*ASSIGNMENT*
From first entry to last, give the listing again verbatim.

* * * *

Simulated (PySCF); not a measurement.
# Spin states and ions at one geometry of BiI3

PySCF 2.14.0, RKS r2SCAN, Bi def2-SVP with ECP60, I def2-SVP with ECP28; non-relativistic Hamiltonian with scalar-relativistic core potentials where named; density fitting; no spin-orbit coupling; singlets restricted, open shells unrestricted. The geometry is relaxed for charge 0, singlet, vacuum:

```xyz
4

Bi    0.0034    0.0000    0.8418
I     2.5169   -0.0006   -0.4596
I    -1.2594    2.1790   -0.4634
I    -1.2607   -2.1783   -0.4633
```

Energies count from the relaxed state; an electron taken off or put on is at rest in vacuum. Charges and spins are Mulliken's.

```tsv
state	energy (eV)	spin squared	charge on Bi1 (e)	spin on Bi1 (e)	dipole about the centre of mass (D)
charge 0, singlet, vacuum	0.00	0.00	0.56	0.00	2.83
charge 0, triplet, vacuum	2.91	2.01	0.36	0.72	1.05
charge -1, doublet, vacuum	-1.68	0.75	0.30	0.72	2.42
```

* * * *

*RESPONSE AREA*
Simulated (PySCF); not a measurement.
# Spin states and ions at one geometry of BiI3

PySCF 2.14.0, RKS r2SCAN, Bi def2-SVP with ECP60, I def2-SVP with ECP28; non-relativistic Hamiltonian with scalar-relativistic core potentials where named; density fitting; no spin-orbit coupling; singlets restricted, open shells unrestricted. The geometry is relaxed for charge 0, singlet, vacuum:

```xyz
4

Bi    0.0034    0.0000    0.8418
I     2.5169   -0.0006   -0.4596
I    -1.2594    2.1790   -0.4634
I    -1.2607   -2.1783   -0.4633
```

Energies count from the relaxed state; an electron taken off or put on is at rest in vacuum. Charges and spins are Mulliken's.

```tsv
state	energy (eV)	spin squared	charge on Bi1 (e)	spin on Bi1 (e)	dipole about the centre of mass (D)
charge 0, singlet, vacuum	0.00	0.00	0.56	0.00	2.83
charge 0, triplet, vacuum	2.91	2.01	0.36	0.72	1.05
charge -1, doublet, vacuum	-1.68	0.75	0.30	0.72	2.42
```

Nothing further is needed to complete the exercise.